**Work order:** Locate the line bearing "# Ru (P6_3/mmc) in VASP: further runs" in the material below, then reproduce it and each following line up to and including the line bearing "Runs on Ru.".

Data section Block Start
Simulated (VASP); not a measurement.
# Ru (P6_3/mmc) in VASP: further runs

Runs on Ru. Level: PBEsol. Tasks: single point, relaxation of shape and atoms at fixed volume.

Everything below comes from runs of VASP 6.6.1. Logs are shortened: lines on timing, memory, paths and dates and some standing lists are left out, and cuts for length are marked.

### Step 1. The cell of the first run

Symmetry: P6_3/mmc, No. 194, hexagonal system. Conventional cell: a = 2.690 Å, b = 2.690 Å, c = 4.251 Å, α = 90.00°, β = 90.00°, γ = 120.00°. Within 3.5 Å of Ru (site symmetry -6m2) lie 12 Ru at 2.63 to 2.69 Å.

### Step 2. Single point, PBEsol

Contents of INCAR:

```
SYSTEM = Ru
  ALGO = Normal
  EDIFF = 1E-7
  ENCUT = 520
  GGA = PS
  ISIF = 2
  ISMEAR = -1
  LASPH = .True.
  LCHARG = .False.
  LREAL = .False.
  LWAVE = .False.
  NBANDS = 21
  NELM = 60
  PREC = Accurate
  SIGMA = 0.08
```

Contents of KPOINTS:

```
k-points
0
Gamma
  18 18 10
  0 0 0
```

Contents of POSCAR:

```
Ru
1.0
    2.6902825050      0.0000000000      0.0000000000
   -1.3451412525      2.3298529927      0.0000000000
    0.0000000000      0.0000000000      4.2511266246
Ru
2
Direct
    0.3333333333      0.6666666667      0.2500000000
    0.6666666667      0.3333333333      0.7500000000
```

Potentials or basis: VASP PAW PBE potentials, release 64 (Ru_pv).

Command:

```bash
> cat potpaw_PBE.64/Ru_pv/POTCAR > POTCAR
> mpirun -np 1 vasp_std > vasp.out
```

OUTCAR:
Data section Block End

**Task response:**
# Ru (P6_3/mmc) in VASP: further runs

Runs on Ru. Level: PBEsol. Tasks: single point, relaxation of shape and atoms at fixed volume.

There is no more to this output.